● **Requirement**
Present an exact copy of each line below.

● **Extracted information**

= Beginning of Section =

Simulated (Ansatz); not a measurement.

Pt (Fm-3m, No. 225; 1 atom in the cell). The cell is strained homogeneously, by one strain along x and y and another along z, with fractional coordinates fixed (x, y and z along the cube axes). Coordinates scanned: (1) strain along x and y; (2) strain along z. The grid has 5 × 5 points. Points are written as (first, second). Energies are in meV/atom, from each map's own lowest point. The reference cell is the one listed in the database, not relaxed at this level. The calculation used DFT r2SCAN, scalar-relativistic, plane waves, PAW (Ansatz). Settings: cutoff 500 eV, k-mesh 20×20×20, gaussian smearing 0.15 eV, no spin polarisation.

= End of Section =

● **Exercise answer**
Simulated (Ansatz); not a measurement.

Pt (Fm-3m, No. 225; 1 atom in the cell). The cell is strained homogeneously, by one strain along x and y and another along z, with fractional coordinates fixed (x, y and z along the cube axes). Coordinates scanned: (1) strain along x and y; (2) strain along z. The grid has 5 × 5 points. Points are written as (first, second). Energies are in meV/atom, from each map's own lowest point. The reference cell is the one listed in the database, not relaxed at this level. The calculation used DFT r2SCAN, scalar-relativistic, plane waves, PAW (Ansatz). Settings: cutoff 500 eV, k-mesh 20×20×20, gaussian smearing 0.15 eV, no spin polarisation.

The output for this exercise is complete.